§ **ACTION ITEM**
Having read the material, return every line of it exactly.

§ **LISTED RECORDS**
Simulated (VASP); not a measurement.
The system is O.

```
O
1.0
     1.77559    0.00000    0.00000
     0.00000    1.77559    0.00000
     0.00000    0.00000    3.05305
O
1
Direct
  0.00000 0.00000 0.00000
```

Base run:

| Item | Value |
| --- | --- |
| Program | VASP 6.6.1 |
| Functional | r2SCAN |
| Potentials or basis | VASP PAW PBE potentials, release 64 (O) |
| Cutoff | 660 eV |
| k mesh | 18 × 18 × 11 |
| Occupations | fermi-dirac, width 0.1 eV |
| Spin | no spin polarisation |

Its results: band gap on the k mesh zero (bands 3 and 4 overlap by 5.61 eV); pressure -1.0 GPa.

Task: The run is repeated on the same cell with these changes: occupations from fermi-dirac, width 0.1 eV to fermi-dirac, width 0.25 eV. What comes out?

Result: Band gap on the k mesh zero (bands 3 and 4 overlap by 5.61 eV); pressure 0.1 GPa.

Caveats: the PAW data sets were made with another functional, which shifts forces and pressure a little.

§ **REPLY**
Simulated (VASP); not a measurement.
The system is O.

```
O
1.0
     1.77559    0.00000    0.00000
     0.00000    1.77559    0.00000
     0.00000    0.00000    3.05305
O
1
Direct
  0.00000 0.00000 0.00000
```

Base run:

| Item | Value |
| --- | --- |
| Program | VASP 6.6.1 |
| Functional | r2SCAN |
| Potentials or basis | VASP PAW PBE potentials, release 64 (O) |
| Cutoff | 660 eV |
| k mesh | 18 × 18 × 11 |
| Occupations | fermi-dirac, width 0.1 eV |
| Spin | no spin polarisation |

Its results: band gap on the k mesh zero (bands 3 and 4 overlap by 5.61 eV); pressure -1.0 GPa.

Task: The run is repeated on the same cell with these changes: occupations from fermi-dirac, width 0.1 eV to fermi-dirac, width 0.25 eV. What comes out?

Result: Band gap on the k mesh zero (bands 3 and 4 overlap by 5.61 eV); pressure 0.1 GPa.

Caveats: the PAW data sets were made with another functional, which shifts forces and pressure a little.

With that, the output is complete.